WORK ORDER
Among the entries below, one stretch runs from the line that contains "## Calibrating wB97X-V/def2-TZVPP" through the line that contains "4. C2H7NSi: -5.5". Repeat that stretch exactly, ends included, and only that.

□ □ □ □ □ □ □

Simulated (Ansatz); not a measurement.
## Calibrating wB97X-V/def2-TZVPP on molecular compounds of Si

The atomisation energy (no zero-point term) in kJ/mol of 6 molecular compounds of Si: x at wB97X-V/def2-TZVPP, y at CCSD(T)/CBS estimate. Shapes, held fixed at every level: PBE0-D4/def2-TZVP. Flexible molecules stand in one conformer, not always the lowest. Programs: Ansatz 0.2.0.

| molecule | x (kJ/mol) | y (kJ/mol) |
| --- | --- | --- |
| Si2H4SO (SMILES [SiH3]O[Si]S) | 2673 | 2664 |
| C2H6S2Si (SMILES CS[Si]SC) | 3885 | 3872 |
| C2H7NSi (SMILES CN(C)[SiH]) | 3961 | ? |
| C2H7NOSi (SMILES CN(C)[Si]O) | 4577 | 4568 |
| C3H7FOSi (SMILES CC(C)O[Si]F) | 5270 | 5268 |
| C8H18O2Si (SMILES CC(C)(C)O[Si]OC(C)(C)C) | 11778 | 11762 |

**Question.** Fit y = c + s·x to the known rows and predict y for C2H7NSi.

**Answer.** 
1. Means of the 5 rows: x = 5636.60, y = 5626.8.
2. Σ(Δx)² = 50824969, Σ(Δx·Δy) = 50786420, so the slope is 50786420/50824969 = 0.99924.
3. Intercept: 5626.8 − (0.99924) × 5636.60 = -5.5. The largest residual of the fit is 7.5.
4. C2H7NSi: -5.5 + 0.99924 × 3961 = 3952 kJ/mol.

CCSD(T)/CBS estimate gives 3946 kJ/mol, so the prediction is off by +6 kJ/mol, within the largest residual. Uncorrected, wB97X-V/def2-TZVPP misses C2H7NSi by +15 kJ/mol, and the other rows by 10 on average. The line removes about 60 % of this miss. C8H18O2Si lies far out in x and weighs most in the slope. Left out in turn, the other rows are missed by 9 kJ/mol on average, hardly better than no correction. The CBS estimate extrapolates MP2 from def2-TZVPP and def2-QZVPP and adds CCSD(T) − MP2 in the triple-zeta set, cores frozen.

□ □ □ □ □ □ □

TASK RESPONSE
## Calibrating wB97X-V/def2-TZVPP on molecular compounds of Si

The atomisation energy (no zero-point term) in kJ/mol of 6 molecular compounds of Si: x at wB97X-V/def2-TZVPP, y at CCSD(T)/CBS estimate. Shapes, held fixed at every level: PBE0-D4/def2-TZVP. Flexible molecules stand in one conformer, not always the lowest. Programs: Ansatz 0.2.0.

| molecule | x (kJ/mol) | y (kJ/mol) |
| --- | --- | --- |
| Si2H4SO (SMILES [SiH3]O[Si]S) | 2673 | 2664 |
| C2H6S2Si (SMILES CS[Si]SC) | 3885 | 3872 |
| C2H7NSi (SMILES CN(C)[SiH]) | 3961 | ? |
| C2H7NOSi (SMILES CN(C)[Si]O) | 4577 | 4568 |
| C3H7FOSi (SMILES CC(C)O[Si]F) | 5270 | 5268 |
| C8H18O2Si (SMILES CC(C)(C)O[Si]OC(C)(C)C) | 11778 | 11762 |

**Question.** Fit y = c + s·x to the known rows and predict y for C2H7NSi.

**Answer.** 
1. Means of the 5 rows: x = 5636.60, y = 5626.8.
2. Σ(Δx)² = 50824969, Σ(Δx·Δy) = 50786420, so the slope is 50786420/50824969 = 0.99924.
3. Intercept: 5626.8 − (0.99924) × 5636.60 = -5.5. The largest residual of the fit is 7.5.
4. C2H7NSi: -5.5 + 0.99924 × 3961 = 3952 kJ/mol.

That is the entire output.